> _WORK INSTRUCTION_
Only those lines running from the start of the listing below through the line that holds "Level of this" are to be written out, exactly and in full.

****************************************
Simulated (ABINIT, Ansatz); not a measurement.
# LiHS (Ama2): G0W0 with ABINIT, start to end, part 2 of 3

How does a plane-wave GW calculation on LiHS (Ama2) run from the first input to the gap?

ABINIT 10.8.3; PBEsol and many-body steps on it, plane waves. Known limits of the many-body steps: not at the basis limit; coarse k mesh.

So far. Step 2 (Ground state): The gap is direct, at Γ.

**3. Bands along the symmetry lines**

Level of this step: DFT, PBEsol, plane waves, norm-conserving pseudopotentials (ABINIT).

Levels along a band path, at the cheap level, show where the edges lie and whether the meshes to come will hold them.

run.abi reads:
****************************************

> _EXERCISE RESULT_
Simulated (ABINIT, Ansatz); not a measurement.
# LiHS (Ama2): G0W0 with ABINIT, start to end, part 2 of 3

How does a plane-wave GW calculation on LiHS (Ama2) run from the first input to the gap?

ABINIT 10.8.3; PBEsol and many-body steps on it, plane waves. Known limits of the many-body steps: not at the basis limit; coarse k mesh.

So far. Step 2 (Ground state): The gap is direct, at Γ.

**3. Bands along the symmetry lines**

Level of this step: DFT, PBEsol, plane waves, norm-conserving pseudopotentials (ABINIT).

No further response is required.